Assigned task :: Below are some entries; set them all down exactly.

Dataset records Start Marker

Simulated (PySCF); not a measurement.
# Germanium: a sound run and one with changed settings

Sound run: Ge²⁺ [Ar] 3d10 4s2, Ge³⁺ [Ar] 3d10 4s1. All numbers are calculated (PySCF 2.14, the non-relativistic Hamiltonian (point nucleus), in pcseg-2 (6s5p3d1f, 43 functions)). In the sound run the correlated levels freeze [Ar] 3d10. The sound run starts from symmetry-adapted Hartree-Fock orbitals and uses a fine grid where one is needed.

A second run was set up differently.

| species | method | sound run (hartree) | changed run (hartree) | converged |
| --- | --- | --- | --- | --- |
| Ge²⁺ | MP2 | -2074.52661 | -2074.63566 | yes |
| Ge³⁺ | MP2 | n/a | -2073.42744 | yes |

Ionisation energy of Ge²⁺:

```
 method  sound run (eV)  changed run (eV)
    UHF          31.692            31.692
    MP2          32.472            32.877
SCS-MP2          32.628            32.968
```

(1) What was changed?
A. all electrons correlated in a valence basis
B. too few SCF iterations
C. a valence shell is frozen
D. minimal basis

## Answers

Dataset records End Marker

Task result ::
Simulated (PySCF); not a measurement.
# Germanium: a sound run and one with changed settings

Sound run: Ge²⁺ [Ar] 3d10 4s2, Ge³⁺ [Ar] 3d10 4s1. All numbers are calculated (PySCF 2.14, the non-relativistic Hamiltonian (point nucleus), in pcseg-2 (6s5p3d1f, 43 functions)). In the sound run the correlated levels freeze [Ar] 3d10. The sound run starts from symmetry-adapted Hartree-Fock orbitals and uses a fine grid where one is needed.

A second run was set up differently.

| species | method | sound run (hartree) | changed run (hartree) | converged |
| --- | --- | --- | --- | --- |
| Ge²⁺ | MP2 | -2074.52661 | -2074.63566 | yes |
| Ge³⁺ | MP2 | n/a | -2073.42744 | yes |

Ionisation energy of Ge²⁺:

```
 method  sound run (eV)  changed run (eV)
    UHF          31.692            31.692
    MP2          32.472            32.877
SCS-MP2          32.628            32.968
```

(1) What was changed?
A. all electrons correlated in a valence basis
B. too few SCF iterations
C. a valence shell is frozen
D. minimal basis

## Answers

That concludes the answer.